Assigned task
Reproduce each entry exactly.

*-*-*

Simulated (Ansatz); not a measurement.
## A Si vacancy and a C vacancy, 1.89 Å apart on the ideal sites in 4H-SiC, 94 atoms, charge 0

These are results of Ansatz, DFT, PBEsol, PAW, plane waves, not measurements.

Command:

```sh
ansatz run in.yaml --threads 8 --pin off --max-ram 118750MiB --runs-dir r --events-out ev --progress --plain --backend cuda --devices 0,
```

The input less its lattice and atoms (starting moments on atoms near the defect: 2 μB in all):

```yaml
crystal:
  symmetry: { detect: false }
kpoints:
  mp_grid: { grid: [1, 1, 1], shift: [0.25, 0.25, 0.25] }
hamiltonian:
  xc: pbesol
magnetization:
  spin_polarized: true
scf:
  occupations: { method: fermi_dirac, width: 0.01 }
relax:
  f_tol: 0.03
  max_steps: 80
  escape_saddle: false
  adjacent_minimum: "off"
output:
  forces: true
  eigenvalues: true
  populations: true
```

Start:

*-*-*

Written reply
Simulated (Ansatz); not a measurement.
## A Si vacancy and a C vacancy, 1.89 Å apart on the ideal sites in 4H-SiC, 94 atoms, charge 0

These are results of Ansatz, DFT, PBEsol, PAW, plane waves, not measurements.

Command:

```sh
ansatz run in.yaml --threads 8 --pin off --max-ram 118750MiB --runs-dir r --events-out ev --progress --plain --backend cuda --devices 0,
```

The input less its lattice and atoms (starting moments on atoms near the defect: 2 μB in all):

```yaml
crystal:
  symmetry: { detect: false }
kpoints:
  mp_grid: { grid: [1, 1, 1], shift: [0.25, 0.25, 0.25] }
hamiltonian:
  xc: pbesol
magnetization:
  spin_polarized: true
scf:
  occupations: { method: fermi_dirac, width: 0.01 }
relax:
  f_tol: 0.03
  max_steps: 80
  escape_saddle: false
  adjacent_minimum: "off"
output:
  forces: true
  eigenvalues: true
  populations: true
```

Start:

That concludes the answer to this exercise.